Work task
Your output must match the records below character for character.

Material shown
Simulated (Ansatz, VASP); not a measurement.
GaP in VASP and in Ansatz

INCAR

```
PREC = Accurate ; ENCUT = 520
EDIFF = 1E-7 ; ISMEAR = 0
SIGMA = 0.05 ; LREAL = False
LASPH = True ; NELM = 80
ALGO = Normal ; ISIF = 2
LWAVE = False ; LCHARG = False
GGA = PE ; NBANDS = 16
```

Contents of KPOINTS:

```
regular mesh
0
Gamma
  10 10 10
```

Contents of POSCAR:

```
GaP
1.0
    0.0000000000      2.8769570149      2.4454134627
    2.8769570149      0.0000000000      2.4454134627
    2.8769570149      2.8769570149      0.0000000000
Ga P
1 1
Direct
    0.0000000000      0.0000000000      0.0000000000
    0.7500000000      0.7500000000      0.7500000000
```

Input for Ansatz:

Task response
Simulated (Ansatz, VASP); not a measurement.
GaP in VASP and in Ansatz

INCAR

```
PREC = Accurate ; ENCUT = 520
EDIFF = 1E-7 ; ISMEAR = 0
SIGMA = 0.05 ; LREAL = False
LASPH = True ; NELM = 80
ALGO = Normal ; ISIF = 2
LWAVE = False ; LCHARG = False
GGA = PE ; NBANDS = 16
```

Contents of KPOINTS:

```
regular mesh
0
Gamma
  10 10 10
```

Contents of POSCAR:

```
GaP
1.0
    0.0000000000      2.8769570149      2.4454134627
    2.8769570149      0.0000000000      2.4454134627
    2.8769570149      2.8769570149      0.0000000000
Ga P
1 1
Direct
    0.0000000000      0.0000000000      0.0000000000
    0.7500000000      0.7500000000      0.7500000000
```

Input for Ansatz:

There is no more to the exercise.